§ BRIEF
Return the entries below precisely, omitting nothing.

§ MATERIAL PROVIDED
--------
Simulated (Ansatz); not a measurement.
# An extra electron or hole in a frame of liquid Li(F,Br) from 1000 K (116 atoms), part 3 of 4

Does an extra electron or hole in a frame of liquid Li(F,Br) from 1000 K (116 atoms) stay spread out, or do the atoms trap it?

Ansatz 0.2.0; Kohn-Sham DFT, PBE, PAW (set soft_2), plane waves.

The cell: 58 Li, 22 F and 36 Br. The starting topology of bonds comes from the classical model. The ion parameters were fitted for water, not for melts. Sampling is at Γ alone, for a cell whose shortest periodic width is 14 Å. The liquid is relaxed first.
--------

§ RESPONSE BOX
Simulated (Ansatz); not a measurement.
# An extra electron or hole in a frame of liquid Li(F,Br) from 1000 K (116 atoms), part 3 of 4

Does an extra electron or hole in a frame of liquid Li(F,Br) from 1000 K (116 atoms) stay spread out, or do the atoms trap it?

Ansatz 0.2.0; Kohn-Sham DFT, PBE, PAW (set soft_2), plane waves.

The cell: 58 Li, 22 F and 36 Br. The starting topology of bonds comes from the classical model. The ion parameters were fitted for water, not for melts. Sampling is at Γ alone, for a cell whose shortest periodic width is 14 Å. The liquid is relaxed first.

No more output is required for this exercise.